> **Work task**
The entries below are to be retyped exactly. Preserve every word.

(Beginning of Data)
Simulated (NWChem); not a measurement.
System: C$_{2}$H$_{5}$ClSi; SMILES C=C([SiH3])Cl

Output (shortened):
(End of Data)

> **Task result**
Simulated (NWChem); not a measurement.
System: C$_{2}$H$_{5}$ClSi; SMILES C=C([SiH3])Cl

Output (shortened):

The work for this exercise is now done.